**Exercise:**
Output nothing but the lines from the first line of the entries to the line with "13.7 | -1.2 |", inclusive, exactly as they read.

**Extracted information:**
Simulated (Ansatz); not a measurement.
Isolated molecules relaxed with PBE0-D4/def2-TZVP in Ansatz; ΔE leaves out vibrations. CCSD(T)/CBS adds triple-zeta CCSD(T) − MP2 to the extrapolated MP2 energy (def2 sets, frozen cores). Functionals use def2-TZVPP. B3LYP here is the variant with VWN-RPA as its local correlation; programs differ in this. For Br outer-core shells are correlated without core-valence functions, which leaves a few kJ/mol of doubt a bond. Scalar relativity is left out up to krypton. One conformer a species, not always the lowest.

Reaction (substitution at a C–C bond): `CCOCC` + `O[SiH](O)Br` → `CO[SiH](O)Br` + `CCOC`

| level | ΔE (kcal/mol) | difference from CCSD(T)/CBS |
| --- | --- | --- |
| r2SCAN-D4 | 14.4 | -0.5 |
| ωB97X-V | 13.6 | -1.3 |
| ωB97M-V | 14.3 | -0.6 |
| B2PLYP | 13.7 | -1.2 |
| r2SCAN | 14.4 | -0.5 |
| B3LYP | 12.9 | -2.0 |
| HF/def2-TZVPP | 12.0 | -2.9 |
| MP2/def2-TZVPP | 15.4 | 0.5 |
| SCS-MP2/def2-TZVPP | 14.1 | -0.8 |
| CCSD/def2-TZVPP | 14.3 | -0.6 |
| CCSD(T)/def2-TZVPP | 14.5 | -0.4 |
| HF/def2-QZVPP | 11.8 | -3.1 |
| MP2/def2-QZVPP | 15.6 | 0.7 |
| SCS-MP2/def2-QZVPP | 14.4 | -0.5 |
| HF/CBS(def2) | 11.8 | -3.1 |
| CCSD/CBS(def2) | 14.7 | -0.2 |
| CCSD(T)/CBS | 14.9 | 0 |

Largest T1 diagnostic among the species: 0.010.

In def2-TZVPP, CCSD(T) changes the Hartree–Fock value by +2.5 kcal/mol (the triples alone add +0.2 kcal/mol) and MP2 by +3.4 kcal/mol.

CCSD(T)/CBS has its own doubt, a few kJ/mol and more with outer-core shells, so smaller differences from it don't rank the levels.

**Exercise output:**
Simulated (Ansatz); not a measurement.
Isolated molecules relaxed with PBE0-D4/def2-TZVP in Ansatz; ΔE leaves out vibrations. CCSD(T)/CBS adds triple-zeta CCSD(T) − MP2 to the extrapolated MP2 energy (def2 sets, frozen cores). Functionals use def2-TZVPP. B3LYP here is the variant with VWN-RPA as its local correlation; programs differ in this. For Br outer-core shells are correlated without core-valence functions, which leaves a few kJ/mol of doubt a bond. Scalar relativity is left out up to krypton. One conformer a species, not always the lowest.

Reaction (substitution at a C–C bond): `CCOCC` + `O[SiH](O)Br` → `CO[SiH](O)Br` + `CCOC`

| level | ΔE (kcal/mol) | difference from CCSD(T)/CBS |
| --- | --- | --- |
| r2SCAN-D4 | 14.4 | -0.5 |
| ωB97X-V | 13.6 | -1.3 |
| ωB97M-V | 14.3 | -0.6 |
| B2PLYP | 13.7 | -1.2 |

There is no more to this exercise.